> **Exercise**:
Line by line, output the material without altering anything.

> **Records provided**:
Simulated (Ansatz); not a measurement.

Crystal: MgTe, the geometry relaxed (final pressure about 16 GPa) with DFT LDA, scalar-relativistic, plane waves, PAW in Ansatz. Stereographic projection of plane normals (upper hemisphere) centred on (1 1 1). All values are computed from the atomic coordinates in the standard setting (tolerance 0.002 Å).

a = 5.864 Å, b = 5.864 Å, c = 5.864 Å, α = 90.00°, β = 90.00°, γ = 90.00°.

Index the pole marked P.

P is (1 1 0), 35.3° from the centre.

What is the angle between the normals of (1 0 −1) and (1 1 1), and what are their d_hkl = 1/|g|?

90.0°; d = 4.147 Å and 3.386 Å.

> **Your response**:
Simulated (Ansatz); not a measurement.

Crystal: MgTe, the geometry relaxed (final pressure about 16 GPa) with DFT LDA, scalar-relativistic, plane waves, PAW in Ansatz. Stereographic projection of plane normals (upper hemisphere) centred on (1 1 1). All values are computed from the atomic coordinates in the standard setting (tolerance 0.002 Å).

a = 5.864 Å, b = 5.864 Å, c = 5.864 Å, α = 90.00°, β = 90.00°, γ = 90.00°.

Index the pole marked P.

P is (1 1 0), 35.3° from the centre.

What is the angle between the normals of (1 0 −1) and (1 1 1), and what are their d_hkl = 1/|g|?

90.0°; d = 4.147 Å and 3.386 Å.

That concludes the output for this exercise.